══ Record excerpts ══

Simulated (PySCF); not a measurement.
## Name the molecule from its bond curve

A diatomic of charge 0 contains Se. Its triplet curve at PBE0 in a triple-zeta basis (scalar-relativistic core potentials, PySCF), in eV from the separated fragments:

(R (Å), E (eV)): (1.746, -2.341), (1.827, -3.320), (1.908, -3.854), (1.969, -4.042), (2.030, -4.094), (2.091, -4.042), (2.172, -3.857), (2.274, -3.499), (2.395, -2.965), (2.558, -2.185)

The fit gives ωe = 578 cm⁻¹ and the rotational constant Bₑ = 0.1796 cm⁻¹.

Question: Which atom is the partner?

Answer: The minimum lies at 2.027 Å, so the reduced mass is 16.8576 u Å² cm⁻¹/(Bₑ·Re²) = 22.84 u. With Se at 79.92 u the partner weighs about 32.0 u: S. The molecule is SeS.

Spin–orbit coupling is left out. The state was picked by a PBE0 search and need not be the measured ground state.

═══

Assignment: The records above must be transcribed in full, word for word.

Your solution:
Simulated (PySCF); not a measurement.
## Name the molecule from its bond curve

A diatomic of charge 0 contains Se. Its triplet curve at PBE0 in a triple-zeta basis (scalar-relativistic core potentials, PySCF), in eV from the separated fragments:

(R (Å), E (eV)): (1.746, -2.341), (1.827, -3.320), (1.908, -3.854), (1.969, -4.042), (2.030, -4.094), (2.091, -4.042), (2.172, -3.857), (2.274, -3.499), (2.395, -2.965), (2.558, -2.185)

The fit gives ωe = 578 cm⁻¹ and the rotational constant Bₑ = 0.1796 cm⁻¹.

Question: Which atom is the partner?

Answer: The minimum lies at 2.027 Å, so the reduced mass is 16.8576 u Å² cm⁻¹/(Bₑ·Re²) = 22.84 u. With Se at 79.92 u the partner weighs about 32.0 u: S. The molecule is SeS.

Spin–orbit coupling is left out. The state was picked by a PBE0 search and need not be the measured ground state.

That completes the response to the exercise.